■ **DATA PROVIDED**
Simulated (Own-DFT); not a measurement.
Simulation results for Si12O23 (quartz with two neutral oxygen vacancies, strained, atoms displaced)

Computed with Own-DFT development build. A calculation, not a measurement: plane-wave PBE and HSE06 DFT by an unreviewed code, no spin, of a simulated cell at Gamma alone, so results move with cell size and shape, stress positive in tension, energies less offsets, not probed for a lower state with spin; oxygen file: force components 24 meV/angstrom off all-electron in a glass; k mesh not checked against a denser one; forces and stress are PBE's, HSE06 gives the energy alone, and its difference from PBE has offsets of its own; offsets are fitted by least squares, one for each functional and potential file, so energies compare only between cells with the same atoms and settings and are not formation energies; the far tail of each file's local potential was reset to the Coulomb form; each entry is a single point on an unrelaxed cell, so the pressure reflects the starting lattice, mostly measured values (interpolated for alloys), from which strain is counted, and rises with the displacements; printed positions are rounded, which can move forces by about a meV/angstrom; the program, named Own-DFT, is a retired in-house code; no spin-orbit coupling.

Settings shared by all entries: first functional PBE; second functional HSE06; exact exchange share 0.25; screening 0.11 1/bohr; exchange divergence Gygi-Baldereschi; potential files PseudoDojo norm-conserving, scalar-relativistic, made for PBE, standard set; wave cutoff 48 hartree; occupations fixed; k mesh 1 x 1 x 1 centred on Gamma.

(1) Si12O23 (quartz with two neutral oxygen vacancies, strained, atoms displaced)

■ **WORK ITEM**
Restate verbatim all lines from the start of the data through the line containing "Simulation results for", with both ends kept.

■ **ANSWER SPACE**
Simulated (Own-DFT); not a measurement.
Simulation results for Si12O23 (quartz with two neutral oxygen vacancies, strained, atoms displaced)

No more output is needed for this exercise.